#### Work instruction:
Please write out all of the entries without altering anything.

#### Given data:
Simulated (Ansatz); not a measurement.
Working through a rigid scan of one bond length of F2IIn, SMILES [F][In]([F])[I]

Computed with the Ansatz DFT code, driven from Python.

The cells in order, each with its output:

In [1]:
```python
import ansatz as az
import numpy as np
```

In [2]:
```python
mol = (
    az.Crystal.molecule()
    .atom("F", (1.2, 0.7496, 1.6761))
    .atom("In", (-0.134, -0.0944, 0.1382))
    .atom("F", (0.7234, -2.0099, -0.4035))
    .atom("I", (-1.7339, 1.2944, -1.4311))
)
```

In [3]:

#### Response:
Simulated (Ansatz); not a measurement.
Working through a rigid scan of one bond length of F2IIn, SMILES [F][In]([F])[I]

Computed with the Ansatz DFT code, driven from Python.

The cells in order, each with its output:

In [1]:
```python
import ansatz as az
import numpy as np
```

In [2]:
```python
mol = (
    az.Crystal.molecule()
    .atom("F", (1.2, 0.7496, 1.6761))
    .atom("In", (-0.134, -0.0944, 0.1382))
    .atom("F", (0.7234, -2.0099, -0.4035))
    .atom("I", (-1.7339, 1.2944, -1.4311))
)
```

In [3]:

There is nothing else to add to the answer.